--- ACTIVITY ---
The answer should be an exact repeat of the stretch of material below from the line containing "Hardware: 1 thread" through the line containing "Task: How long".

--- PROVIDED MATERIAL ---
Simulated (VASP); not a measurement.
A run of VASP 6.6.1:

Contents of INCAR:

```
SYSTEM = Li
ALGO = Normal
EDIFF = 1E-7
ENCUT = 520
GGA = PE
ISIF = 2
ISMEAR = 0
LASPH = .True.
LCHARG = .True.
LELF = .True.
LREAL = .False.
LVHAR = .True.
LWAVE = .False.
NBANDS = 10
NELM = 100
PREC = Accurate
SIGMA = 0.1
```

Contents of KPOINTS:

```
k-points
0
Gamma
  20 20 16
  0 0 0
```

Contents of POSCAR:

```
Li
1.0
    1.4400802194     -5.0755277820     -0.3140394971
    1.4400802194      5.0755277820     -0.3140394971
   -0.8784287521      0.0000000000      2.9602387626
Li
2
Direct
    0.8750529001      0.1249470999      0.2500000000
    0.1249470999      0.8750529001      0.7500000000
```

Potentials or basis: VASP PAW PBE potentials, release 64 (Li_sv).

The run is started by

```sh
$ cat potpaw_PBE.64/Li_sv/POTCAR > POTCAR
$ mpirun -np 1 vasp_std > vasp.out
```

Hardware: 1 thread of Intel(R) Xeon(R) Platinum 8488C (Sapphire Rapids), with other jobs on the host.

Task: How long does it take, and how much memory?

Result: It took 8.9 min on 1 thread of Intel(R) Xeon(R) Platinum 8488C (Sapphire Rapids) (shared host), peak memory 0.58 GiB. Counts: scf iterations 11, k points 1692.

--- YOUR RESPONSE ---
Hardware: 1 thread of Intel(R) Xeon(R) Platinum 8488C (Sapphire Rapids), with other jobs on the host.

Task: How long does it take, and how much memory?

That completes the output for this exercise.